From the entries below, output the line with "PAW data sets: Bi_d, Y_sv" and each following line up to and including the line with "Numbers of over", exactly as written.

........

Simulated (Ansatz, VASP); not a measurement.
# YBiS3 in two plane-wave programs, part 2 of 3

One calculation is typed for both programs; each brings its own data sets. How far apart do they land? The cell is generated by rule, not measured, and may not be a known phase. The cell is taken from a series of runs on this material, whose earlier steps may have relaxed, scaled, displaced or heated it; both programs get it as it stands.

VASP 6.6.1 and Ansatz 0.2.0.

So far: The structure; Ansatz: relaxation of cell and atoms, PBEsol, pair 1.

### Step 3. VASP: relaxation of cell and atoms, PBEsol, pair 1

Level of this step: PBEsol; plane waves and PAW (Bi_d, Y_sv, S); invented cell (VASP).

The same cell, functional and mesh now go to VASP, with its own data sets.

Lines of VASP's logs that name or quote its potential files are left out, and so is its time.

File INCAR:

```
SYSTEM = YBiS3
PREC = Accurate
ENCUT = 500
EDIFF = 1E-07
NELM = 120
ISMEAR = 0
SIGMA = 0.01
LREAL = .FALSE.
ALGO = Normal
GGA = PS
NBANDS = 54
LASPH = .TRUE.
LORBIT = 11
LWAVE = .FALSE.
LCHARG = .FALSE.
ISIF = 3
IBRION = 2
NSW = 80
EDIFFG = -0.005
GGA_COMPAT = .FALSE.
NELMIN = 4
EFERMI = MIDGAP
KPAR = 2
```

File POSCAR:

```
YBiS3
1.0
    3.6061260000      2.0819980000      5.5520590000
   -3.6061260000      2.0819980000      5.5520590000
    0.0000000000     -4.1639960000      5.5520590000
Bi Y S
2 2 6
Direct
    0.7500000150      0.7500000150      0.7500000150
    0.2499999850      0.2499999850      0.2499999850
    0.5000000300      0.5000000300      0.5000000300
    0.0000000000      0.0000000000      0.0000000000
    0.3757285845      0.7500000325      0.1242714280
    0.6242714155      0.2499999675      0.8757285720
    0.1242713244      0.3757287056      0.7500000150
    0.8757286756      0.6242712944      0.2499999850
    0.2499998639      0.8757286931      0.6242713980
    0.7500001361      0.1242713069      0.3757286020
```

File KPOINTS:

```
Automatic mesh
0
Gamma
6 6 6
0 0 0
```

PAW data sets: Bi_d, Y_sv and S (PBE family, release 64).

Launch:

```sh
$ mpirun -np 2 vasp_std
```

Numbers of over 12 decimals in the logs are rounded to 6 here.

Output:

........

#### EXERCISE ANSWER:
PAW data sets: Bi_d, Y_sv and S (PBE family, release 64).

Launch:

```sh
$ mpirun -np 2 vasp_std
```

Numbers of over 12 decimals in the logs are rounded to 6 here.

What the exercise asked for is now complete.